Provided information:
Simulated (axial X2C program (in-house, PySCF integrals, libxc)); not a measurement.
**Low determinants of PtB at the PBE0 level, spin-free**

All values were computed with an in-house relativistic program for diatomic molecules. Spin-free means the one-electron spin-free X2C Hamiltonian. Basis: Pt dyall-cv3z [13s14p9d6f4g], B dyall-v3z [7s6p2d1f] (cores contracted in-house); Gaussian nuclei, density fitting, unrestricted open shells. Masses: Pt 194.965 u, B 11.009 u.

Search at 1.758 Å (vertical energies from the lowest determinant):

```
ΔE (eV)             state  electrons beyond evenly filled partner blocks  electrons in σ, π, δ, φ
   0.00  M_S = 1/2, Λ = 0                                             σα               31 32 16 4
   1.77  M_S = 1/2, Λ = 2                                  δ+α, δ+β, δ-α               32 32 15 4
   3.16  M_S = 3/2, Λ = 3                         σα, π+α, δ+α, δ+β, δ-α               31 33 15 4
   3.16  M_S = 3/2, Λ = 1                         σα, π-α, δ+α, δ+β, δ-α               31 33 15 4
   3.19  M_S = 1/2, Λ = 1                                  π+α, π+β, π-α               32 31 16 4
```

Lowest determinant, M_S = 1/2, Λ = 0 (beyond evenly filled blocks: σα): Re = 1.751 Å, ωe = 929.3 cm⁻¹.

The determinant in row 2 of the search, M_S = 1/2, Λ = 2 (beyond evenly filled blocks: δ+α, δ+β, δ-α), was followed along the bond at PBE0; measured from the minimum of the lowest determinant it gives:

Assigned task: The lines needed are the ones from the first line of the entries through the line that contains "All values were", given again without any change.

Exercise output:
Simulated (axial X2C program (in-house, PySCF integrals, libxc)); not a measurement.
**Low determinants of PtB at the PBE0 level, spin-free**

All values were computed with an in-house relativistic program for diatomic molecules. Spin-free means the one-electron spin-free X2C Hamiltonian. Basis: Pt dyall-cv3z [13s14p9d6f4g], B dyall-v3z [7s6p2d1f] (cores contracted in-house); Gaussian nuclei, density fitting, unrestricted open shells. Masses: Pt 194.965 u, B 11.009 u.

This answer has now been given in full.